### Work task
When you reach the line containing "What did VASP give for the same quantities?", include it and stop; until then, return each line of the material exactly, starting with the first.

### Source data
──────────────────────────────

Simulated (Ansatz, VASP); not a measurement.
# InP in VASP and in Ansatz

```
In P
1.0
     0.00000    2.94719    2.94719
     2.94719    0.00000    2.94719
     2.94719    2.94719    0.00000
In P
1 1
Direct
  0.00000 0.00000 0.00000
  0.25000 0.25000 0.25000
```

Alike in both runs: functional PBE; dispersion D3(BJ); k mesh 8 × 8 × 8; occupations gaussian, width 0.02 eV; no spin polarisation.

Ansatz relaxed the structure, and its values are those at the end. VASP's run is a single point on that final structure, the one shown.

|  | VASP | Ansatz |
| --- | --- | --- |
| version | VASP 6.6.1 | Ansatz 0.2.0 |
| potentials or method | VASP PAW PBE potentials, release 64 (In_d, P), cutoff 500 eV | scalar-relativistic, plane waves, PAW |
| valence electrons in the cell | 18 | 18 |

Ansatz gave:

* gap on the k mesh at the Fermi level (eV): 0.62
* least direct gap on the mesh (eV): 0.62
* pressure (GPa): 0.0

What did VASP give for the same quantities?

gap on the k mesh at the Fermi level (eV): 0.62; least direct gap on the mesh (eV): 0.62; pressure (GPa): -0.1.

──────────────────────────────

### Exercise answer
Simulated (Ansatz, VASP); not a measurement.
# InP in VASP and in Ansatz

```
In P
1.0
     0.00000    2.94719    2.94719
     2.94719    0.00000    2.94719
     2.94719    2.94719    0.00000
In P
1 1
Direct
  0.00000 0.00000 0.00000
  0.25000 0.25000 0.25000
```

Alike in both runs: functional PBE; dispersion D3(BJ); k mesh 8 × 8 × 8; occupations gaussian, width 0.02 eV; no spin polarisation.

Ansatz relaxed the structure, and its values are those at the end. VASP's run is a single point on that final structure, the one shown.

|  | VASP | Ansatz |
| --- | --- | --- |
| version | VASP 6.6.1 | Ansatz 0.2.0 |
| potentials or method | VASP PAW PBE potentials, release 64 (In_d, P), cutoff 500 eV | scalar-relativistic, plane waves, PAW |
| valence electrons in the cell | 18 | 18 |

Ansatz gave:

* gap on the k mesh at the Fermi level (eV): 0.62
* least direct gap on the mesh (eV): 0.62
* pressure (GPa): 0.0

What did VASP give for the same quantities?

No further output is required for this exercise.